◆ **DATA**
==========

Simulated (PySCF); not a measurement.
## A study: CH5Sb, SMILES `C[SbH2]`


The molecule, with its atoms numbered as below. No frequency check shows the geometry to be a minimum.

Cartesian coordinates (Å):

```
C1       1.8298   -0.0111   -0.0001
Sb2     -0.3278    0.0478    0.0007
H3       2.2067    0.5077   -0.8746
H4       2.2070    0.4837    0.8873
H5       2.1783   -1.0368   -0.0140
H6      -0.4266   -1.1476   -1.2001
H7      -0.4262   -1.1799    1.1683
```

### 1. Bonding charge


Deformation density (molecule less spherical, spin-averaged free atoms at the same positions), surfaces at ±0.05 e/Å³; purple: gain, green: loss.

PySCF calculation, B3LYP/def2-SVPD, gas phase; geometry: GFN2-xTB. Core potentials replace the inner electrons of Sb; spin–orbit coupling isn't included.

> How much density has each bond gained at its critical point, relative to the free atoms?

==========

◆ **ASSIGNMENT**
Return, word for word, every line from the top of the entries down to the line that holds "Deformation density (molecule", both included.

◆ **WRITTEN RESPONSE**
Simulated (PySCF); not a measurement.
## A study: CH5Sb, SMILES `C[SbH2]`


The molecule, with its atoms numbered as below. No frequency check shows the geometry to be a minimum.

Cartesian coordinates (Å):

```
C1       1.8298   -0.0111   -0.0001
Sb2     -0.3278    0.0478    0.0007
H3       2.2067    0.5077   -0.8746
H4       2.2070    0.4837    0.8873
H5       2.1783   -1.0368   -0.0140
H6      -0.4266   -1.1476   -1.2001
H7      -0.4262   -1.1799    1.1683
```

### 1. Bonding charge


Deformation density (molecule less spherical, spin-averaged free atoms at the same positions), surfaces at ±0.05 e/Å³; purple: gain, green: loss.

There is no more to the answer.